Brief:
Would you restate all the entries exactly, leaving nothing out?

______________________________

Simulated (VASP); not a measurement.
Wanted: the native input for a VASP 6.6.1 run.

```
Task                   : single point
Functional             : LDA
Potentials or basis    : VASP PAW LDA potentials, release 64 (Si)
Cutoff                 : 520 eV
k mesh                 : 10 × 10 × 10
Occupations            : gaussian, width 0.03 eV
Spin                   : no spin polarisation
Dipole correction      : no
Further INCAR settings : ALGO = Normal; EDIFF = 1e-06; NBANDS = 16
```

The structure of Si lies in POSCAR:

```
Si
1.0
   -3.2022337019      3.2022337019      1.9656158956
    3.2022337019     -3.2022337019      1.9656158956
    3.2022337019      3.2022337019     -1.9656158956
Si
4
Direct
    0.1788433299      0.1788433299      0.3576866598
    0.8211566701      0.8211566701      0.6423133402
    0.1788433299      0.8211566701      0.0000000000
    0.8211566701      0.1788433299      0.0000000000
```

______________________________

Result:
Simulated (VASP); not a measurement.
Wanted: the native input for a VASP 6.6.1 run.

```
Task                   : single point
Functional             : LDA
Potentials or basis    : VASP PAW LDA potentials, release 64 (Si)
Cutoff                 : 520 eV
k mesh                 : 10 × 10 × 10
Occupations            : gaussian, width 0.03 eV
Spin                   : no spin polarisation
Dipole correction      : no
Further INCAR settings : ALGO = Normal; EDIFF = 1e-06; NBANDS = 16
```

The structure of Si lies in POSCAR:

```
Si
1.0
   -3.2022337019      3.2022337019      1.9656158956
    3.2022337019     -3.2022337019      1.9656158956
    3.2022337019      3.2022337019     -1.9656158956
Si
4
Direct
    0.1788433299      0.1788433299      0.3576866598
    0.8211566701      0.8211566701      0.6423133402
    0.1788433299      0.8211566701      0.0000000000
    0.8211566701      0.1788433299      0.0000000000
```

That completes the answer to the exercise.